◆ **Brief**:
Keep only the lines from the start of the data through the line containing "It takes space", and output them exactly.

◆ **Given records**:
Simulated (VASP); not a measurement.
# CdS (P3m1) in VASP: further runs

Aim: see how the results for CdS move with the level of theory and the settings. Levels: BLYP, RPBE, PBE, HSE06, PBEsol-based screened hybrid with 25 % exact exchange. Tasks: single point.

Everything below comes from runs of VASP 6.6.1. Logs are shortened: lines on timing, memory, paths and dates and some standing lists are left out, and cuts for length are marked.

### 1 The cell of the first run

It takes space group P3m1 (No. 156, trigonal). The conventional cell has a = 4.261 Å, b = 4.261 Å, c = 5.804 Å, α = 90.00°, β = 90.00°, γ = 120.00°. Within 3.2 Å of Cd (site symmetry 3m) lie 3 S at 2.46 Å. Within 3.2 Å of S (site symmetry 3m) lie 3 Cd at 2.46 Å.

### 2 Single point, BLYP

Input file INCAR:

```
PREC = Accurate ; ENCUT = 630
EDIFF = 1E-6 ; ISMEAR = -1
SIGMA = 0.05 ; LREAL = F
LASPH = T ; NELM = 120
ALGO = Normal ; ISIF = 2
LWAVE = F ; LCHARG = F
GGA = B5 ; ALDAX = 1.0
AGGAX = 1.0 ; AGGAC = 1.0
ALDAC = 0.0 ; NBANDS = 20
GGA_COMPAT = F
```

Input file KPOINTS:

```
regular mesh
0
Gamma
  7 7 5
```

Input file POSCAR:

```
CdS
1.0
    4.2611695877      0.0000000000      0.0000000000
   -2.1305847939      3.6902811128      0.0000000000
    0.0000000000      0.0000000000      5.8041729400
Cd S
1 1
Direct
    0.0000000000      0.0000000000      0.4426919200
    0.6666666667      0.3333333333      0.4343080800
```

◆ **Response**:
Simulated (VASP); not a measurement.
# CdS (P3m1) in VASP: further runs

Aim: see how the results for CdS move with the level of theory and the settings. Levels: BLYP, RPBE, PBE, HSE06, PBEsol-based screened hybrid with 25 % exact exchange. Tasks: single point.

Everything below comes from runs of VASP 6.6.1. Logs are shortened: lines on timing, memory, paths and dates and some standing lists are left out, and cuts for length are marked.

### 1 The cell of the first run

It takes space group P3m1 (No. 156, trigonal). The conventional cell has a = 4.261 Å, b = 4.261 Å, c = 5.804 Å, α = 90.00°, β = 90.00°, γ = 120.00°. Within 3.2 Å of Cd (site symmetry 3m) lie 3 S at 2.46 Å. Within 3.2 Å of S (site symmetry 3m) lie 3 Cd at 2.46 Å.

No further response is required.